::::::::

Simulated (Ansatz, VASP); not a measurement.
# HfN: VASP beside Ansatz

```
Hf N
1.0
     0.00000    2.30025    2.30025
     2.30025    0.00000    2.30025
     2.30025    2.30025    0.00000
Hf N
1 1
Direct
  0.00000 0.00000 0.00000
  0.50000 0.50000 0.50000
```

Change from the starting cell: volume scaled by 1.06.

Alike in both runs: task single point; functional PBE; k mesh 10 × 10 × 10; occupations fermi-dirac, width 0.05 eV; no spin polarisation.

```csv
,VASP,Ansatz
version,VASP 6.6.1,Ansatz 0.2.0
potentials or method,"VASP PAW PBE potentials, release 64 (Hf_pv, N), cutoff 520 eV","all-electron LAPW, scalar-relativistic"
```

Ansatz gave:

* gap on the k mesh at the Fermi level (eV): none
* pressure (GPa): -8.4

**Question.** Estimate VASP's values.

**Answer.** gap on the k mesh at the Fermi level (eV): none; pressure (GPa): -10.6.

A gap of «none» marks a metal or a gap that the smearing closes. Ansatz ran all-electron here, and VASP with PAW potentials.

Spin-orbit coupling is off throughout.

::::::::

▶ **Work instruction**
Give back the material above exactly as it was given.

▶ **Your solution**
Simulated (Ansatz, VASP); not a measurement.
# HfN: VASP beside Ansatz

```
Hf N
1.0
     0.00000    2.30025    2.30025
     2.30025    0.00000    2.30025
     2.30025    2.30025    0.00000
Hf N
1 1
Direct
  0.00000 0.00000 0.00000
  0.50000 0.50000 0.50000
```

Change from the starting cell: volume scaled by 1.06.

Alike in both runs: task single point; functional PBE; k mesh 10 × 10 × 10; occupations fermi-dirac, width 0.05 eV; no spin polarisation.

```csv
,VASP,Ansatz
version,VASP 6.6.1,Ansatz 0.2.0
potentials or method,"VASP PAW PBE potentials, release 64 (Hf_pv, N), cutoff 520 eV","all-electron LAPW, scalar-relativistic"
```

Ansatz gave:

* gap on the k mesh at the Fermi level (eV): none
* pressure (GPa): -8.4

**Question.** Estimate VASP's values.

**Answer.** gap on the k mesh at the Fermi level (eV): none; pressure (GPa): -10.6.

A gap of «none» marks a metal or a gap that the smearing closes. Ansatz ran all-electron here, and VASP with PAW potentials.

Spin-orbit coupling is off throughout.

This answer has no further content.